- _Record set_
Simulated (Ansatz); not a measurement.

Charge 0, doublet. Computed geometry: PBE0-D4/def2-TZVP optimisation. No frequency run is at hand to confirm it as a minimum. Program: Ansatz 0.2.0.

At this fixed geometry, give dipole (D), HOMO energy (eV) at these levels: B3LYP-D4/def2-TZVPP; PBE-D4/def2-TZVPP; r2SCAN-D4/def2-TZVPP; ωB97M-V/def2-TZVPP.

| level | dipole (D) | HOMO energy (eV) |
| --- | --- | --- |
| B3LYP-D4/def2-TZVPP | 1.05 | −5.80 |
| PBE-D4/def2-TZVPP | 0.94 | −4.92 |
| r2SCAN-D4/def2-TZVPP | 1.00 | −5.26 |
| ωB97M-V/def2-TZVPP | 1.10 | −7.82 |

- _Work item_
Reproduce the records above in their entirety, unchanged.

- _Written reply_
Simulated (Ansatz); not a measurement.

Charge 0, doublet. Computed geometry: PBE0-D4/def2-TZVP optimisation. No frequency run is at hand to confirm it as a minimum. Program: Ansatz 0.2.0.

At this fixed geometry, give dipole (D), HOMO energy (eV) at these levels: B3LYP-D4/def2-TZVPP; PBE-D4/def2-TZVPP; r2SCAN-D4/def2-TZVPP; ωB97M-V/def2-TZVPP.

| level | dipole (D) | HOMO energy (eV) |
| --- | --- | --- |
| B3LYP-D4/def2-TZVPP | 1.05 | −5.80 |
| PBE-D4/def2-TZVPP | 0.94 | −4.92 |
| r2SCAN-D4/def2-TZVPP | 1.00 | −5.26 |
| ωB97M-V/def2-TZVPP | 1.10 | −7.82 |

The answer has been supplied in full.